▶ Assigned task
Return the records exactly, from the first line through the "the relaxed one?" line.

▶ Source data
__________________________________________________

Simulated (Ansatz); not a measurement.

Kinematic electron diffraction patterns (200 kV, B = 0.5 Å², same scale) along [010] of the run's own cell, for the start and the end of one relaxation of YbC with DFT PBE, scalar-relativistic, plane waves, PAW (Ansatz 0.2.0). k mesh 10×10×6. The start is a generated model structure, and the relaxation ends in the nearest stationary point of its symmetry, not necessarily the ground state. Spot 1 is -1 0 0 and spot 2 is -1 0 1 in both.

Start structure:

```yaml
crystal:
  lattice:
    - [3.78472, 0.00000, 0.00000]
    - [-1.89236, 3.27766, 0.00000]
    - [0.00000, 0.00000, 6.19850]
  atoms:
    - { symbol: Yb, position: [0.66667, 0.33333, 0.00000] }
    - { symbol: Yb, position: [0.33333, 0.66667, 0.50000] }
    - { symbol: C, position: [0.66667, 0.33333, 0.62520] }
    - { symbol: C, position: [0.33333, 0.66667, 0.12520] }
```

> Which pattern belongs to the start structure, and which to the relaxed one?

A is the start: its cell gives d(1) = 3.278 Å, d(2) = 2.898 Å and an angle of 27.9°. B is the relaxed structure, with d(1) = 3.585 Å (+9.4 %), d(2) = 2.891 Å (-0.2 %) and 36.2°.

__________________________________________________

▶ Response box
Simulated (Ansatz); not a measurement.

Kinematic electron diffraction patterns (200 kV, B = 0.5 Å², same scale) along [010] of the run's own cell, for the start and the end of one relaxation of YbC with DFT PBE, scalar-relativistic, plane waves, PAW (Ansatz 0.2.0). k mesh 10×10×6. The start is a generated model structure, and the relaxation ends in the nearest stationary point of its symmetry, not necessarily the ground state. Spot 1 is -1 0 0 and spot 2 is -1 0 1 in both.

Start structure:

```yaml
crystal:
  lattice:
    - [3.78472, 0.00000, 0.00000]
    - [-1.89236, 3.27766, 0.00000]
    - [0.00000, 0.00000, 6.19850]
  atoms:
    - { symbol: Yb, position: [0.66667, 0.33333, 0.00000] }
    - { symbol: Yb, position: [0.33333, 0.66667, 0.50000] }
    - { symbol: C, position: [0.66667, 0.33333, 0.62520] }
    - { symbol: C, position: [0.33333, 0.66667, 0.12520] }
```

> Which pattern belongs to the start structure, and which to the relaxed one?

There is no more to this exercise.